_Assigned task_
Retype all of the data shown below, keeping every character the same.

:::

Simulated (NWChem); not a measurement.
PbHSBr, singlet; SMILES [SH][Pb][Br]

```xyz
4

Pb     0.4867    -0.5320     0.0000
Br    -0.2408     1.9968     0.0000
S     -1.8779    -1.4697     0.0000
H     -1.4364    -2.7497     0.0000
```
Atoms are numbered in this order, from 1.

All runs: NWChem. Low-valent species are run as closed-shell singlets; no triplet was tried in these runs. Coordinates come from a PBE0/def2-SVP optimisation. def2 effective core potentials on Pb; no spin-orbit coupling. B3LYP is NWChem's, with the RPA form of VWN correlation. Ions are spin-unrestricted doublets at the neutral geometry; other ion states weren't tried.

:::

_Exercise output_
Simulated (NWChem); not a measurement.
PbHSBr, singlet; SMILES [SH][Pb][Br]

```xyz
4

Pb     0.4867    -0.5320     0.0000
Br    -0.2408     1.9968     0.0000
S     -1.8779    -1.4697     0.0000
H     -1.4364    -2.7497     0.0000
```
Atoms are numbered in this order, from 1.

All runs: NWChem. Low-valent species are run as closed-shell singlets; no triplet was tried in these runs. Coordinates come from a PBE0/def2-SVP optimisation. def2 effective core potentials on Pb; no spin-orbit coupling. B3LYP is NWChem's, with the RPA form of VWN correlation. Ions are spin-unrestricted doublets at the neutral geometry; other ion states weren't tried.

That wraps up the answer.